──────

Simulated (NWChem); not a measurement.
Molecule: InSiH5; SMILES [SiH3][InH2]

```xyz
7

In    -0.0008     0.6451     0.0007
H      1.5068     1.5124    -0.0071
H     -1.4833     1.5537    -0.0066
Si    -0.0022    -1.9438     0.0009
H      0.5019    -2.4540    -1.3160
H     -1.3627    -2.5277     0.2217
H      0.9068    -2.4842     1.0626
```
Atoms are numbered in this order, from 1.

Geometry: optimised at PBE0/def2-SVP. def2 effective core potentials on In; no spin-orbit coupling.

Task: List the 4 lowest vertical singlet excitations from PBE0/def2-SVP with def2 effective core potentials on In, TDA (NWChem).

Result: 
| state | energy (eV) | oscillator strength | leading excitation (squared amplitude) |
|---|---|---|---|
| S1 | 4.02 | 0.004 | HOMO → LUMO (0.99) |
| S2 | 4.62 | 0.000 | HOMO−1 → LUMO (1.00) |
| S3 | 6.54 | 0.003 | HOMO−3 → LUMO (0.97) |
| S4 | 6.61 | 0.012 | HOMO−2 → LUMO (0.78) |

──────

Required action. Reproduce only what lies between the start of the listing above and the end of the line containing "LUMO (0.97) |", keeping every line exact.

Response.
Simulated (NWChem); not a measurement.
Molecule: InSiH5; SMILES [SiH3][InH2]

```xyz
7

In    -0.0008     0.6451     0.0007
H      1.5068     1.5124    -0.0071
H     -1.4833     1.5537    -0.0066
Si    -0.0022    -1.9438     0.0009
H      0.5019    -2.4540    -1.3160
H     -1.3627    -2.5277     0.2217
H      0.9068    -2.4842     1.0626
```
Atoms are numbered in this order, from 1.

Geometry: optimised at PBE0/def2-SVP. def2 effective core potentials on In; no spin-orbit coupling.

Task: List the 4 lowest vertical singlet excitations from PBE0/def2-SVP with def2 effective core potentials on In, TDA (NWChem).

Result: 
| state | energy (eV) | oscillator strength | leading excitation (squared amplitude) |
|---|---|---|---|
| S1 | 4.02 | 0.004 | HOMO → LUMO (0.99) |
| S2 | 4.62 | 0.000 | HOMO−1 → LUMO (1.00) |
| S3 | 6.54 | 0.003 | HOMO−3 → LUMO (0.97) |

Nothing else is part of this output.